|---|

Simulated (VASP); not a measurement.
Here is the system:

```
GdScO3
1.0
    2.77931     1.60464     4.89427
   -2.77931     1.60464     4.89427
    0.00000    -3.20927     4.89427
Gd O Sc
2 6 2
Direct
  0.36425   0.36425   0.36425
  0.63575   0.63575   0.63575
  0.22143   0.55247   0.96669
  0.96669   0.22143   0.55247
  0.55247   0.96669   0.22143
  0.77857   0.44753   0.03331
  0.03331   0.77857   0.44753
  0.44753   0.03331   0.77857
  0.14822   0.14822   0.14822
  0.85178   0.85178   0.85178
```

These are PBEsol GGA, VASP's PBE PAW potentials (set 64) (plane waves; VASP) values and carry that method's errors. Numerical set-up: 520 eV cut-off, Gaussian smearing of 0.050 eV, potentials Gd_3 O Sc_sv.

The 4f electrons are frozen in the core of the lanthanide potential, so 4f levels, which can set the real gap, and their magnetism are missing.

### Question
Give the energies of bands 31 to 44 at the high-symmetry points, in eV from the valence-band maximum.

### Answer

|---|

*Requirement*.
Set down precisely the lines above between the line holding "The 4f electrons" and the line holding "Give the energies", inclusive, and nothing beyond them.

*Your solution*.
The 4f electrons are frozen in the core of the lanthanide potential, so 4f levels, which can set the real gap, and their magnetism are missing.

### Question
Give the energies of bands 31 to 44 at the high-symmetry points, in eV from the valence-band maximum.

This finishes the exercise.